TASK ITEM: Could you return every record below without changing a word?

DATASET:
○ ○ ○ ○

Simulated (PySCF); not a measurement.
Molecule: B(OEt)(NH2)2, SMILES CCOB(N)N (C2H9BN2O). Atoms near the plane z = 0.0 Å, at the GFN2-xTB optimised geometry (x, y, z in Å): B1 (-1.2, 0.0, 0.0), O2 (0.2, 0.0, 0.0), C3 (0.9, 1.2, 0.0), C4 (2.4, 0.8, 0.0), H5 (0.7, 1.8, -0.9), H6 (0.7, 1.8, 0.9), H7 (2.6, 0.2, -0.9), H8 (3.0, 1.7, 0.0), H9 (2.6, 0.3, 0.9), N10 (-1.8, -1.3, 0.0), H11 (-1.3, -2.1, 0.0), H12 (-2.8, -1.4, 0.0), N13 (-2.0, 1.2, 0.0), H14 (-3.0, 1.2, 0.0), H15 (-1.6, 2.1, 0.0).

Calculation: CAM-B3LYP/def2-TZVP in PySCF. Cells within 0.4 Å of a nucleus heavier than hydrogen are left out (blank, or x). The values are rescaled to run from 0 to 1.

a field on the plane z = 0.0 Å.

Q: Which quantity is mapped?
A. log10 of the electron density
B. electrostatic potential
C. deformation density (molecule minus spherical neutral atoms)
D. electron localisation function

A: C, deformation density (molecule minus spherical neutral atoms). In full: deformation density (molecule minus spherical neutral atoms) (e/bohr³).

○ ○ ○ ○

ANSWER SPACE:
Simulated (PySCF); not a measurement.
Molecule: B(OEt)(NH2)2, SMILES CCOB(N)N (C2H9BN2O). Atoms near the plane z = 0.0 Å, at the GFN2-xTB optimised geometry (x, y, z in Å): B1 (-1.2, 0.0, 0.0), O2 (0.2, 0.0, 0.0), C3 (0.9, 1.2, 0.0), C4 (2.4, 0.8, 0.0), H5 (0.7, 1.8, -0.9), H6 (0.7, 1.8, 0.9), H7 (2.6, 0.2, -0.9), H8 (3.0, 1.7, 0.0), H9 (2.6, 0.3, 0.9), N10 (-1.8, -1.3, 0.0), H11 (-1.3, -2.1, 0.0), H12 (-2.8, -1.4, 0.0), N13 (-2.0, 1.2, 0.0), H14 (-3.0, 1.2, 0.0), H15 (-1.6, 2.1, 0.0).

Calculation: CAM-B3LYP/def2-TZVP in PySCF. Cells within 0.4 Å of a nucleus heavier than hydrogen are left out (blank, or x). The values are rescaled to run from 0 to 1.

a field on the plane z = 0.0 Å.

Q: Which quantity is mapped?
A. log10 of the electron density
B. electrostatic potential
C. deformation density (molecule minus spherical neutral atoms)
D. electron localisation function

A: C, deformation density (molecule minus spherical neutral atoms). In full: deformation density (molecule minus spherical neutral atoms) (e/bohr³).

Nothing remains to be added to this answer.